_Work item_:
Stopping at the line that holds "The pair of", repeat the lines below exactly, starting from the very first and including that final line.

_Information shown_:
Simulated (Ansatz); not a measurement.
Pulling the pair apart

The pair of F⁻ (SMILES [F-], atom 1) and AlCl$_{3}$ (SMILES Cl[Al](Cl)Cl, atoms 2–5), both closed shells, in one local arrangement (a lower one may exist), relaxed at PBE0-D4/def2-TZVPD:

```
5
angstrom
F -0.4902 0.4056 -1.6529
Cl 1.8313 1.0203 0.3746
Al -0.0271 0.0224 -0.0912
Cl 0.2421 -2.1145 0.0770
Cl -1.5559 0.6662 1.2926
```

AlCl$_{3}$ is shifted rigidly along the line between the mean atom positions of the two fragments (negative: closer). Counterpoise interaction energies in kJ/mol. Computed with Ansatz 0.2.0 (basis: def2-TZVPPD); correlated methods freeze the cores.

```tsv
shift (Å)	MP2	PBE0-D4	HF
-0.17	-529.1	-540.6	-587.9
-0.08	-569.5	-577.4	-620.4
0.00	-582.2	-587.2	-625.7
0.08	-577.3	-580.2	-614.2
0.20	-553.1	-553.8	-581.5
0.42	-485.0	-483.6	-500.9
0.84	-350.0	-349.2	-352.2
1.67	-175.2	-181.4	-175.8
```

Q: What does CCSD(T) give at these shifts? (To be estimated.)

_Task solution_:
Simulated (Ansatz); not a measurement.
Pulling the pair apart

The pair of F⁻ (SMILES [F-], atom 1) and AlCl$_{3}$ (SMILES Cl[Al](Cl)Cl, atoms 2–5), both closed shells, in one local arrangement (a lower one may exist), relaxed at PBE0-D4/def2-TZVPD:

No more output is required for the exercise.